+ + + +

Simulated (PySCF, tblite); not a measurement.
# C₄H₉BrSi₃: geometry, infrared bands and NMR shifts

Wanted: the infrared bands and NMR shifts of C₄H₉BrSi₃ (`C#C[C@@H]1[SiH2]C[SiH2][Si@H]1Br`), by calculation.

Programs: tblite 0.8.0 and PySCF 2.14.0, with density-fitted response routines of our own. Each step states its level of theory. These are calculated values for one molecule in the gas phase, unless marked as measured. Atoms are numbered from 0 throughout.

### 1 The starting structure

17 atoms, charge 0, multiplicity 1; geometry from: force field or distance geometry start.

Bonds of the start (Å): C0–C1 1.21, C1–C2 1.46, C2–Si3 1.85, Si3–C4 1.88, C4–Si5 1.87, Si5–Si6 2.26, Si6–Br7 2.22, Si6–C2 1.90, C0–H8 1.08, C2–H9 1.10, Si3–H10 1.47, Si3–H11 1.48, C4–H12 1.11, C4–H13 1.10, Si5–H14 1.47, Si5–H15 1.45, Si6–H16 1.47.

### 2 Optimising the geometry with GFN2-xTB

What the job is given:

+ + + +

**Work request**
Exactly as they stand above, repeat all the records.

**Solution**
Simulated (PySCF, tblite); not a measurement.
# C₄H₉BrSi₃: geometry, infrared bands and NMR shifts

Wanted: the infrared bands and NMR shifts of C₄H₉BrSi₃ (`C#C[C@@H]1[SiH2]C[SiH2][Si@H]1Br`), by calculation.

Programs: tblite 0.8.0 and PySCF 2.14.0, with density-fitted response routines of our own. Each step states its level of theory. These are calculated values for one molecule in the gas phase, unless marked as measured. Atoms are numbered from 0 throughout.

### 1 The starting structure

17 atoms, charge 0, multiplicity 1; geometry from: force field or distance geometry start.

Bonds of the start (Å): C0–C1 1.21, C1–C2 1.46, C2–Si3 1.85, Si3–C4 1.88, C4–Si5 1.87, Si5–Si6 2.26, Si6–Br7 2.22, Si6–C2 1.90, C0–H8 1.08, C2–H9 1.10, Si3–H10 1.47, Si3–H11 1.48, C4–H12 1.11, C4–H13 1.10, Si5–H14 1.47, Si5–H15 1.45, Si6–H16 1.47.

### 2 Optimising the geometry with GFN2-xTB

What the job is given:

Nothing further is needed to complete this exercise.